**Brief**
Give the records again in full, exactly as they appear.

**Dataset records**
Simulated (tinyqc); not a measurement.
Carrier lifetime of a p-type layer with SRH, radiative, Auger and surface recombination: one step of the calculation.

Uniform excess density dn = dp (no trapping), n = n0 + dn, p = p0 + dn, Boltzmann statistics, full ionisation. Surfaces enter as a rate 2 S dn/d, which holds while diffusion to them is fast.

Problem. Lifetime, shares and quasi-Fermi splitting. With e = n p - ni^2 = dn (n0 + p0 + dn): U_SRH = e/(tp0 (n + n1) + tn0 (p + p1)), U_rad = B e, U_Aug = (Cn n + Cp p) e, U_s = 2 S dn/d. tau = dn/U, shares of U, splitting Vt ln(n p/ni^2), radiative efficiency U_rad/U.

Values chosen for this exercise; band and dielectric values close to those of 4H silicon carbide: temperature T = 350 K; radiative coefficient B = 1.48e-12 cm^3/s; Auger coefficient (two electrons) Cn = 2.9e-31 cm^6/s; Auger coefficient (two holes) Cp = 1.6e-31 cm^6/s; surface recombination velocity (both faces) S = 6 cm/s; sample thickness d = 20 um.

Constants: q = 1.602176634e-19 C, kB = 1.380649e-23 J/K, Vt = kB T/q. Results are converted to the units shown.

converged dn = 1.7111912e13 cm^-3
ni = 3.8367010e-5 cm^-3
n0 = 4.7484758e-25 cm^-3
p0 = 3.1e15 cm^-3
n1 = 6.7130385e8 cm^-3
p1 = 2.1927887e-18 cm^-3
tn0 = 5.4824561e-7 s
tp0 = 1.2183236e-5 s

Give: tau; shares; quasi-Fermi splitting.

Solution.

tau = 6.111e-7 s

**Written solution**
Simulated (tinyqc); not a measurement.
Carrier lifetime of a p-type layer with SRH, radiative, Auger and surface recombination: one step of the calculation.

Uniform excess density dn = dp (no trapping), n = n0 + dn, p = p0 + dn, Boltzmann statistics, full ionisation. Surfaces enter as a rate 2 S dn/d, which holds while diffusion to them is fast.

Problem. Lifetime, shares and quasi-Fermi splitting. With e = n p - ni^2 = dn (n0 + p0 + dn): U_SRH = e/(tp0 (n + n1) + tn0 (p + p1)), U_rad = B e, U_Aug = (Cn n + Cp p) e, U_s = 2 S dn/d. tau = dn/U, shares of U, splitting Vt ln(n p/ni^2), radiative efficiency U_rad/U.

Values chosen for this exercise; band and dielectric values close to those of 4H silicon carbide: temperature T = 350 K; radiative coefficient B = 1.48e-12 cm^3/s; Auger coefficient (two electrons) Cn = 2.9e-31 cm^6/s; Auger coefficient (two holes) Cp = 1.6e-31 cm^6/s; surface recombination velocity (both faces) S = 6 cm/s; sample thickness d = 20 um.

Constants: q = 1.602176634e-19 C, kB = 1.380649e-23 J/K, Vt = kB T/q. Results are converted to the units shown.

converged dn = 1.7111912e13 cm^-3
ni = 3.8367010e-5 cm^-3
n0 = 4.7484758e-25 cm^-3
p0 = 3.1e15 cm^-3
n1 = 6.7130385e8 cm^-3
p1 = 2.1927887e-18 cm^-3
tn0 = 5.4824561e-7 s
tp0 = 1.2183236e-5 s

Give: tau; shares; quasi-Fermi splitting.

Solution.

tau = 6.111e-7 s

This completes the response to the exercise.